[DATASET ENTRIES]:
Content starts

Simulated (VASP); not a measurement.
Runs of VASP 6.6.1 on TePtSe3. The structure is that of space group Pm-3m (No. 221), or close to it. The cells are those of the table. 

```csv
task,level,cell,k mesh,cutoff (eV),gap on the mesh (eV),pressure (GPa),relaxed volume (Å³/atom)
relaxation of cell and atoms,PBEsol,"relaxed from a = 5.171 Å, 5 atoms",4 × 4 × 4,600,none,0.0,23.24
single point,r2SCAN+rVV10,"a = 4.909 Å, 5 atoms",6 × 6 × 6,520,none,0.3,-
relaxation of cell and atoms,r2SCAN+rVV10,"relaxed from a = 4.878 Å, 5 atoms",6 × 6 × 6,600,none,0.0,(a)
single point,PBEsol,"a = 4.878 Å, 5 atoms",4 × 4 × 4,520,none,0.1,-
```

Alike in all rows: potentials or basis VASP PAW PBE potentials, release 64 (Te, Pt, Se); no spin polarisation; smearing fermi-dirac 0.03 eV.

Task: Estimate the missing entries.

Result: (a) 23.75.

Content ends

What is needed is an exact copy of the lines above, from the one containing "Runs of VASP" through the one containing "Task: Estimate the missing entries.", with nothing added.

[EXERCISE OUTPUT]:
Runs of VASP 6.6.1 on TePtSe3. The structure is that of space group Pm-3m (No. 221), or close to it. The cells are those of the table. 

```csv
task,level,cell,k mesh,cutoff (eV),gap on the mesh (eV),pressure (GPa),relaxed volume (Å³/atom)
relaxation of cell and atoms,PBEsol,"relaxed from a = 5.171 Å, 5 atoms",4 × 4 × 4,600,none,0.0,23.24
single point,r2SCAN+rVV10,"a = 4.909 Å, 5 atoms",6 × 6 × 6,520,none,0.3,-
relaxation of cell and atoms,r2SCAN+rVV10,"relaxed from a = 4.878 Å, 5 atoms",6 × 6 × 6,600,none,0.0,(a)
single point,PBEsol,"a = 4.878 Å, 5 atoms",4 × 4 × 4,520,none,0.1,-
```

Alike in all rows: potentials or basis VASP PAW PBE potentials, release 64 (Te, Pt, Se); no spin polarisation; smearing fermi-dirac 0.03 eV.

Task: Estimate the missing entries.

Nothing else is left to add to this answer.